**Work order:** What do the lines say, reproduced word for word, from the first of the entries below through the line bearing "Problem. How long"?

==========

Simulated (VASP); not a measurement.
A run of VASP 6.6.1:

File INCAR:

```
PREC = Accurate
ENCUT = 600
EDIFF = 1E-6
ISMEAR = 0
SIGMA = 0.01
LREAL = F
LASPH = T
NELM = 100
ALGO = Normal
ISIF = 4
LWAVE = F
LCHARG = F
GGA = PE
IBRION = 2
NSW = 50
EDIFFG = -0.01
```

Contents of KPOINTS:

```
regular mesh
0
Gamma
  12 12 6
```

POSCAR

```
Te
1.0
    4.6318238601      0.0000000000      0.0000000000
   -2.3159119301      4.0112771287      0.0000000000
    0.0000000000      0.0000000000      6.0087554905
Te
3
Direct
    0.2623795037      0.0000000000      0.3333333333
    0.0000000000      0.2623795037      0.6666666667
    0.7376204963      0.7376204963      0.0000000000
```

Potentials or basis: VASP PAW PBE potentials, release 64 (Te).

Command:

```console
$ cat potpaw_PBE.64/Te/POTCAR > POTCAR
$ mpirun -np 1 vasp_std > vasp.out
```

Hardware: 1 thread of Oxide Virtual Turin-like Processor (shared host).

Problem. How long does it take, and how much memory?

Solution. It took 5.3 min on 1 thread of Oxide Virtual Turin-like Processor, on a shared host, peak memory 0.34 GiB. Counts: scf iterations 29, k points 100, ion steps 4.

==========

**Task solution:**
Simulated (VASP); not a measurement.
A run of VASP 6.6.1:

File INCAR:

```
PREC = Accurate
ENCUT = 600
EDIFF = 1E-6
ISMEAR = 0
SIGMA = 0.01
LREAL = F
LASPH = T
NELM = 100
ALGO = Normal
ISIF = 4
LWAVE = F
LCHARG = F
GGA = PE
IBRION = 2
NSW = 50
EDIFFG = -0.01
```

Contents of KPOINTS:

```
regular mesh
0
Gamma
  12 12 6
```

POSCAR

```
Te
1.0
    4.6318238601      0.0000000000      0.0000000000
   -2.3159119301      4.0112771287      0.0000000000
    0.0000000000      0.0000000000      6.0087554905
Te
3
Direct
    0.2623795037      0.0000000000      0.3333333333
    0.0000000000      0.2623795037      0.6666666667
    0.7376204963      0.7376204963      0.0000000000
```

Potentials or basis: VASP PAW PBE potentials, release 64 (Te).

Command:

```console
$ cat potpaw_PBE.64/Te/POTCAR > POTCAR
$ mpirun -np 1 vasp_std > vasp.out
```

Hardware: 1 thread of Oxide Virtual Turin-like Processor (shared host).

Problem. How long does it take, and how much memory?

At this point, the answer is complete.